## Work request
Copy out all of the material. Every line must match the original.

## Data under study
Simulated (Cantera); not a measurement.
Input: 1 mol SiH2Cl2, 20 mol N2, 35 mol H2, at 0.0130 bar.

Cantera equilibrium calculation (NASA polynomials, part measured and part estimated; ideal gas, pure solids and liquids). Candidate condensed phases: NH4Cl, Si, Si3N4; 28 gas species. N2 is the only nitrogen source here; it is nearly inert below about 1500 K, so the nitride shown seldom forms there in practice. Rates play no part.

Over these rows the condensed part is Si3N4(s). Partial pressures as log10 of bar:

## Your response
Simulated (Cantera); not a measurement.
Input: 1 mol SiH2Cl2, 20 mol N2, 35 mol H2, at 0.0130 bar.

Cantera equilibrium calculation (NASA polynomials, part measured and part estimated; ideal gas, pure solids and liquids). Candidate condensed phases: NH4Cl, Si, Si3N4; 28 gas species. N2 is the only nitrogen source here; it is nearly inert below about 1500 K, so the nitride shown seldom forms there in practice. Rates play no part.

Over these rows the condensed part is Si3N4(s). Partial pressures as log10 of bar:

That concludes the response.